__GIVEN ENTRIES__.
--- START ---

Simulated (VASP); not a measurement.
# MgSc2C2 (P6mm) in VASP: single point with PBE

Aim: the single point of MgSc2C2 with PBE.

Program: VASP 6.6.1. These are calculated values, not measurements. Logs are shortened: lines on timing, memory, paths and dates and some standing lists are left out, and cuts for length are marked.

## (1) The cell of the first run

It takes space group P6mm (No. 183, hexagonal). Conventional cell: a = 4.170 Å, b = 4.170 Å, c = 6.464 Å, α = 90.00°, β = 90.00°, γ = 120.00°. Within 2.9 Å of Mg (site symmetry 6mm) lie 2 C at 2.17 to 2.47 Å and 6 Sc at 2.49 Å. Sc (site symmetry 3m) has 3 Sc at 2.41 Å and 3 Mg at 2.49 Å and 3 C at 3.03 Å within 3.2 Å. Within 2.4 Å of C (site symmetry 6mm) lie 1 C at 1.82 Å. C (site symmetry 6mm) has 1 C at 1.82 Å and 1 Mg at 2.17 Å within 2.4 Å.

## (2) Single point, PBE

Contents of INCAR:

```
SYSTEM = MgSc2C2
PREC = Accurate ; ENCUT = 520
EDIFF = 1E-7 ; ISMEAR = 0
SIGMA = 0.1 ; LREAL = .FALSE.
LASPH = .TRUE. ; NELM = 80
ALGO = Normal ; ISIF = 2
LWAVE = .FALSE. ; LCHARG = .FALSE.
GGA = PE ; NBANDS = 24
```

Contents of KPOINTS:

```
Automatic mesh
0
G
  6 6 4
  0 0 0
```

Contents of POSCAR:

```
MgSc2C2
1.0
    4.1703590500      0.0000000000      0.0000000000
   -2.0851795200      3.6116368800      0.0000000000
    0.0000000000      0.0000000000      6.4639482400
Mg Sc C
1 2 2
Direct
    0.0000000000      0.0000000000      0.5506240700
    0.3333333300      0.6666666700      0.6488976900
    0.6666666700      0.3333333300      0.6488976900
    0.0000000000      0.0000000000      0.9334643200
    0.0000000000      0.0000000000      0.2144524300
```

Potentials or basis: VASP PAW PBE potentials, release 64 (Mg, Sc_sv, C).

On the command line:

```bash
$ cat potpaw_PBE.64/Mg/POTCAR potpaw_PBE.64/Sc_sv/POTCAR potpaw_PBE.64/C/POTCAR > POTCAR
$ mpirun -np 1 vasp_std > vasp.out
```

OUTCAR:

--- END ---

__ASSIGNMENT__. What you give back should be only the lines of the records above, starting at the line with "Aim: the single point of MgSc2C2 with PBE." and ending at the line with "## (1) The cell of the first run", restated word for word.

__WRITTEN REPLY__.
Aim: the single point of MgSc2C2 with PBE.

Program: VASP 6.6.1. These are calculated values, not measurements. Logs are shortened: lines on timing, memory, paths and dates and some standing lists are left out, and cuts for length are marked.

## (1) The cell of the first run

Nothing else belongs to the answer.